Entries shown START
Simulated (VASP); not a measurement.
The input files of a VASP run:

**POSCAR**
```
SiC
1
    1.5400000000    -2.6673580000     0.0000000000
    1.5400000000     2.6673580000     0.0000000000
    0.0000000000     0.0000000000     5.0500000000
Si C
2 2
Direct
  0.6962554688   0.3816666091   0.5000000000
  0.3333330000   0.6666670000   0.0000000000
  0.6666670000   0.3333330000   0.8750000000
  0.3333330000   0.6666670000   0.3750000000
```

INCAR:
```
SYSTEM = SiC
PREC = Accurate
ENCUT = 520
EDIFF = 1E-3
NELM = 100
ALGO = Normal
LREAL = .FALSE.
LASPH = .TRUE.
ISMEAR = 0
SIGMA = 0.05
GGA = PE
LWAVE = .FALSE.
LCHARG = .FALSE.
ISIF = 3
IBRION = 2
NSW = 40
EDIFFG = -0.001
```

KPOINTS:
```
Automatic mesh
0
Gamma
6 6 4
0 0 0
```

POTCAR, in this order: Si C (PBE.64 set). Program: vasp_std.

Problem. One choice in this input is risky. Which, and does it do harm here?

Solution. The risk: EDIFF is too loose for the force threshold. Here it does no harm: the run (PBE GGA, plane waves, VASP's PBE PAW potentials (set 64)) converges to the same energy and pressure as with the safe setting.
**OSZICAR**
Entries shown END

Copy the whole of the data above exactly.

Simulated (VASP); not a measurement.
The input files of a VASP run:

**POSCAR**
```
SiC
1
    1.5400000000    -2.6673580000     0.0000000000
    1.5400000000     2.6673580000     0.0000000000
    0.0000000000     0.0000000000     5.0500000000
Si C
2 2
Direct
  0.6962554688   0.3816666091   0.5000000000
  0.3333330000   0.6666670000   0.0000000000
  0.6666670000   0.3333330000   0.8750000000
  0.3333330000   0.6666670000   0.3750000000
```

INCAR:
```
SYSTEM = SiC
PREC = Accurate
ENCUT = 520
EDIFF = 1E-3
NELM = 100
ALGO = Normal
LREAL = .FALSE.
LASPH = .TRUE.
ISMEAR = 0
SIGMA = 0.05
GGA = PE
LWAVE = .FALSE.
LCHARG = .FALSE.
ISIF = 3
IBRION = 2
NSW = 40
EDIFFG = -0.001
```

KPOINTS:
```
Automatic mesh
0
Gamma
6 6 4
0 0 0
```

POTCAR, in this order: Si C (PBE.64 set). Program: vasp_std.

Problem. One choice in this input is risky. Which, and does it do harm here?

Solution. The risk: EDIFF is too loose for the force threshold. Here it does no harm: the run (PBE GGA, plane waves, VASP's PBE PAW potentials (set 64)) converges to the same energy and pressure as with the safe setting.
**OSZICAR**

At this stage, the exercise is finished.